DATA SHOWN:
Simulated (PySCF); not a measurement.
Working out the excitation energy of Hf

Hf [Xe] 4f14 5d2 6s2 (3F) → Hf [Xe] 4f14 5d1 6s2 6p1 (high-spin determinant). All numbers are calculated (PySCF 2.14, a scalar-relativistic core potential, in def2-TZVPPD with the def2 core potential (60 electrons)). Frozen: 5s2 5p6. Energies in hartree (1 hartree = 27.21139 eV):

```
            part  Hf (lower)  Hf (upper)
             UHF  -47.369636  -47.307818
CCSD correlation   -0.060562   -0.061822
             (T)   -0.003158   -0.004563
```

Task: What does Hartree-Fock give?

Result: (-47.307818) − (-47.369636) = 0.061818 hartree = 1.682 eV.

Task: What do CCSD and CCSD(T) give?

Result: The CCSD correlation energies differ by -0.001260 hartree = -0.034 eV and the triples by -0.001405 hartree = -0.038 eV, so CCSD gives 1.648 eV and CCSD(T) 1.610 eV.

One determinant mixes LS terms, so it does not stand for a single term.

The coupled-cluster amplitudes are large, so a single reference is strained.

WORK ITEM: Beginning with the line above that contains "Working out the excitation energy of Hf", copy each line exactly up to and including the line that contains "One determinant mixes", and go no further.

EXERCISE OUTPUT:
Working out the excitation energy of Hf

Hf [Xe] 4f14 5d2 6s2 (3F) → Hf [Xe] 4f14 5d1 6s2 6p1 (high-spin determinant). All numbers are calculated (PySCF 2.14, a scalar-relativistic core potential, in def2-TZVPPD with the def2 core potential (60 electrons)). Frozen: 5s2 5p6. Energies in hartree (1 hartree = 27.21139 eV):

```
            part  Hf (lower)  Hf (upper)
             UHF  -47.369636  -47.307818
CCSD correlation   -0.060562   -0.061822
             (T)   -0.003158   -0.004563
```

Task: What does Hartree-Fock give?

Result: (-47.307818) − (-47.369636) = 0.061818 hartree = 1.682 eV.

Task: What do CCSD and CCSD(T) give?

Result: The CCSD correlation energies differ by -0.001260 hartree = -0.034 eV and the triples by -0.001405 hartree = -0.038 eV, so CCSD gives 1.648 eV and CCSD(T) 1.610 eV.

One determinant mixes LS terms, so it does not stand for a single term.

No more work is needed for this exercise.